=== Section Start ===

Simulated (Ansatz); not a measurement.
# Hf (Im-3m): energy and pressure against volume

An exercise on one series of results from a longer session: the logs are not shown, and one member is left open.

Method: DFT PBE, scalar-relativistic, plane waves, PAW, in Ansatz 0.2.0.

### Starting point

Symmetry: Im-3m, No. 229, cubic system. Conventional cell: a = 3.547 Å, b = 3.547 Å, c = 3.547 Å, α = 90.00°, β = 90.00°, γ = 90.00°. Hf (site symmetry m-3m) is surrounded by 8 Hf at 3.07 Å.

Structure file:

=== Section End ===

■ **Action item**
A word-for-word repetition of the listing above is required.

■ **Exercise answer**
Simulated (Ansatz); not a measurement.
# Hf (Im-3m): energy and pressure against volume

An exercise on one series of results from a longer session: the logs are not shown, and one member is left open.

Method: DFT PBE, scalar-relativistic, plane waves, PAW, in Ansatz 0.2.0.

### Starting point

Symmetry: Im-3m, No. 229, cubic system. Conventional cell: a = 3.547 Å, b = 3.547 Å, c = 3.547 Å, α = 90.00°, β = 90.00°, γ = 90.00°. Hf (site symmetry m-3m) is surrounded by 8 Hf at 3.07 Å.

Structure file:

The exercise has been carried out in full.